____________________
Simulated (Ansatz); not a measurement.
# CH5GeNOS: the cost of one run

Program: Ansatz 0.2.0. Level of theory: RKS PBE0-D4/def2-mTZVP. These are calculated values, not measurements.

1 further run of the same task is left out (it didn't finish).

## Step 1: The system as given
____________________

● **ACTIVITY**
A full, exact copy of the entries is required. Return it.

● **TASK RESPONSE**
Simulated (Ansatz); not a measurement.
# CH5GeNOS: the cost of one run

Program: Ansatz 0.2.0. Level of theory: RKS PBE0-D4/def2-mTZVP. These are calculated values, not measurements.

1 further run of the same task is left out (it didn't finish).

## Step 1: The system as given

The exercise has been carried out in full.